The data:
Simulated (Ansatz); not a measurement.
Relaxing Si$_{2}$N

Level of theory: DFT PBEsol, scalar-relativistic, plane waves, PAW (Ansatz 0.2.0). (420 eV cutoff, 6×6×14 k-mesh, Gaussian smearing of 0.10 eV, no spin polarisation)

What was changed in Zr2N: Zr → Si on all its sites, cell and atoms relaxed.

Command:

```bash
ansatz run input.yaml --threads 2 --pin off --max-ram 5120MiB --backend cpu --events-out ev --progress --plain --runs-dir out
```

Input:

Work item: All of the entries need to be reproduced exactly; please write them out.

Response:
Simulated (Ansatz); not a measurement.
Relaxing Si$_{2}$N

Level of theory: DFT PBEsol, scalar-relativistic, plane waves, PAW (Ansatz 0.2.0). (420 eV cutoff, 6×6×14 k-mesh, Gaussian smearing of 0.10 eV, no spin polarisation)

What was changed in Zr2N: Zr → Si on all its sites, cell and atoms relaxed.

Command:

```bash
ansatz run input.yaml --threads 2 --pin off --max-ram 5120MiB --backend cpu --events-out ev --progress --plain --runs-dir out
```

Input:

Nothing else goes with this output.